== BRIEF ==
Give back, word for word, the lines in the listing below from the one holding "Potentials or basis: VASP" down to the one holding "How long does it take, and how much memory?", both ends included.

== PROVIDED MATERIAL ==
+ + + +

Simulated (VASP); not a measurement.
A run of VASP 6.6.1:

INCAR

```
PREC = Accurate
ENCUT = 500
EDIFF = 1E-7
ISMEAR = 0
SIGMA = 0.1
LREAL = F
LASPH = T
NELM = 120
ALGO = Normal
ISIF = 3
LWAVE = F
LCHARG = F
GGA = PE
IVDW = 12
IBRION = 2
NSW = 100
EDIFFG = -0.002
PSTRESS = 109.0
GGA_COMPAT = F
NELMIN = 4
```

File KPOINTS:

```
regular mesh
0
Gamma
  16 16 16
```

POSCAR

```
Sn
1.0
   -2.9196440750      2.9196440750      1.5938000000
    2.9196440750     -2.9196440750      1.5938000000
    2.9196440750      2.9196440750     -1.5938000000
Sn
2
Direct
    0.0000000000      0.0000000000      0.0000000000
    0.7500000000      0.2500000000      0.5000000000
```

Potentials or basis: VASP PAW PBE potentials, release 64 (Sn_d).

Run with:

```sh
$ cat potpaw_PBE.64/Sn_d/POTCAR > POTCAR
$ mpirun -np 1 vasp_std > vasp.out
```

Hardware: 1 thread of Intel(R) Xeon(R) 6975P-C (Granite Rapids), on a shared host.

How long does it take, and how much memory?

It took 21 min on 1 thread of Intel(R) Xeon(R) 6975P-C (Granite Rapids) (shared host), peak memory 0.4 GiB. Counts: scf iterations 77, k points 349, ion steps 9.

+ + + +

== ANSWER SECTION ==
Potentials or basis: VASP PAW PBE potentials, release 64 (Sn_d).

Run with:

```sh
$ cat potpaw_PBE.64/Sn_d/POTCAR > POTCAR
$ mpirun -np 1 vasp_std > vasp.out
```

Hardware: 1 thread of Intel(R) Xeon(R) 6975P-C (Granite Rapids), on a shared host.

How long does it take, and how much memory?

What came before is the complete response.